*EXERCISE DATA*.
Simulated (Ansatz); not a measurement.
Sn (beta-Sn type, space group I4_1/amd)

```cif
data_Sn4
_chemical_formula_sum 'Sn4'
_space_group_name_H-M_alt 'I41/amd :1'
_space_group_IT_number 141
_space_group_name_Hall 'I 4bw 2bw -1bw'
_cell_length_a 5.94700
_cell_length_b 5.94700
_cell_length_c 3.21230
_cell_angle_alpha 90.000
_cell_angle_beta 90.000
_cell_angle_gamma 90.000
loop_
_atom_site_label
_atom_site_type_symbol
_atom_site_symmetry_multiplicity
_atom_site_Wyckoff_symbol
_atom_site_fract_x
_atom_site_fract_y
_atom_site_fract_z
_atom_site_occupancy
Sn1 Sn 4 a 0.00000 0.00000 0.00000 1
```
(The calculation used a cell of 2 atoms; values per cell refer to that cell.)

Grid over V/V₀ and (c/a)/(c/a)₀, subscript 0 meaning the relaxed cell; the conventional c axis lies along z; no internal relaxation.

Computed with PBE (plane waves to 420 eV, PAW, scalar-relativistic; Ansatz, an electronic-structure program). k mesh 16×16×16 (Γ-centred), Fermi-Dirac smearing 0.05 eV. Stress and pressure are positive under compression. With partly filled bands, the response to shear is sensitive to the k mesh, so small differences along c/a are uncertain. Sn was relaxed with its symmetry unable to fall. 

*REQUIREMENT*.
Would you restate exactly the lines of the material above, from its opening line through the line with "(The calculation used", and output only those?

*EXERCISE ANSWER*.
Simulated (Ansatz); not a measurement.
Sn (beta-Sn type, space group I4_1/amd)

```cif
data_Sn4
_chemical_formula_sum 'Sn4'
_space_group_name_H-M_alt 'I41/amd :1'
_space_group_IT_number 141
_space_group_name_Hall 'I 4bw 2bw -1bw'
_cell_length_a 5.94700
_cell_length_b 5.94700
_cell_length_c 3.21230
_cell_angle_alpha 90.000
_cell_angle_beta 90.000
_cell_angle_gamma 90.000
loop_
_atom_site_label
_atom_site_type_symbol
_atom_site_symmetry_multiplicity
_atom_site_Wyckoff_symbol
_atom_site_fract_x
_atom_site_fract_y
_atom_site_fract_z
_atom_site_occupancy
Sn1 Sn 4 a 0.00000 0.00000 0.00000 1
```
(The calculation used a cell of 2 atoms; values per cell refer to that cell.)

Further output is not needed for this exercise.